DATA LISTING |
----------

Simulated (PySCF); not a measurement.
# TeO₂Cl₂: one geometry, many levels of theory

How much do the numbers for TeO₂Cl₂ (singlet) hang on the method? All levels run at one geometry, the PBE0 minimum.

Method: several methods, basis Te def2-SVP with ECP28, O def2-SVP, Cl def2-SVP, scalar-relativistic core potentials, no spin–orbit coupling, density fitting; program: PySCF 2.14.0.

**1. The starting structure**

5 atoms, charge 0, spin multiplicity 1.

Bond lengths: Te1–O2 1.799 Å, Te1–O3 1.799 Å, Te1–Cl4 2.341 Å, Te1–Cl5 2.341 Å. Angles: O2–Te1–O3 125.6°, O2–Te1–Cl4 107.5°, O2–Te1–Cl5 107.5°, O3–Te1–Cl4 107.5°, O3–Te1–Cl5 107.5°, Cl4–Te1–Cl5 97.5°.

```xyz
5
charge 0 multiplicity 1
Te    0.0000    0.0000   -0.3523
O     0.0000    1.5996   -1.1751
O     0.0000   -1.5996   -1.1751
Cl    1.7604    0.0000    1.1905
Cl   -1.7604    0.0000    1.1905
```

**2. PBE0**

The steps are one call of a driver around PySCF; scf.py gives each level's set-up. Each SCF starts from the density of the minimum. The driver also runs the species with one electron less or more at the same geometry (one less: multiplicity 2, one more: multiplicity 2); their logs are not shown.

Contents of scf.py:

----------

All of the material must be given again without any change.

YOUR RESPONSE |
Simulated (PySCF); not a measurement.
# TeO₂Cl₂: one geometry, many levels of theory

How much do the numbers for TeO₂Cl₂ (singlet) hang on the method? All levels run at one geometry, the PBE0 minimum.

Method: several methods, basis Te def2-SVP with ECP28, O def2-SVP, Cl def2-SVP, scalar-relativistic core potentials, no spin–orbit coupling, density fitting; program: PySCF 2.14.0.

**1. The starting structure**

5 atoms, charge 0, spin multiplicity 1.

Bond lengths: Te1–O2 1.799 Å, Te1–O3 1.799 Å, Te1–Cl4 2.341 Å, Te1–Cl5 2.341 Å. Angles: O2–Te1–O3 125.6°, O2–Te1–Cl4 107.5°, O2–Te1–Cl5 107.5°, O3–Te1–Cl4 107.5°, O3–Te1–Cl5 107.5°, Cl4–Te1–Cl5 97.5°.

```xyz
5
charge 0 multiplicity 1
Te    0.0000    0.0000   -0.3523
O     0.0000    1.5996   -1.1751
O     0.0000   -1.5996   -1.1751
Cl    1.7604    0.0000    1.1905
Cl   -1.7604    0.0000    1.1905
```

**2. PBE0**

The steps are one call of a driver around PySCF; scf.py gives each level's set-up. Each SCF starts from the density of the minimum. The driver also runs the species with one electron less or more at the same geometry (one less: multiplicity 2, one more: multiplicity 2); their logs are not shown.

Contents of scf.py:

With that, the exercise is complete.